■ GIVEN DATA
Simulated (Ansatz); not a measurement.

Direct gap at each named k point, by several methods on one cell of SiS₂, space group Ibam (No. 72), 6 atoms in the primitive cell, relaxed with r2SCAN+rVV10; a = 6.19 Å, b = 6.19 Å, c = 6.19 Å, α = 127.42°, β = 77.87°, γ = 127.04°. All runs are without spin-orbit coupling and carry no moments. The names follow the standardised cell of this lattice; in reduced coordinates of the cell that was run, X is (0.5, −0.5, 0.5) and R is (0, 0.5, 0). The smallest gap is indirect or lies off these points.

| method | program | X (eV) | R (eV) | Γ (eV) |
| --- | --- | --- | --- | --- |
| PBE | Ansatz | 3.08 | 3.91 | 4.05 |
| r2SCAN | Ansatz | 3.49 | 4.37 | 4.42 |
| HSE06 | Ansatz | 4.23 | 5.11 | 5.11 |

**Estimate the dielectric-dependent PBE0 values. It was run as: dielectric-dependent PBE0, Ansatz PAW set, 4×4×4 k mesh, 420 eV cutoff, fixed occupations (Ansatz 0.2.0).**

■ EXERCISE
Look above for the line with "3.91 | 4.05 |"; retype exactly that line, every line after it up to the line with "5.11 | 5.11 |", and that line too, nothing else.

■ RESPONSE BOX
| PBE | Ansatz | 3.08 | 3.91 | 4.05 |
| r2SCAN | Ansatz | 3.49 | 4.37 | 4.42 |
| HSE06 | Ansatz | 4.23 | 5.11 | 5.11 |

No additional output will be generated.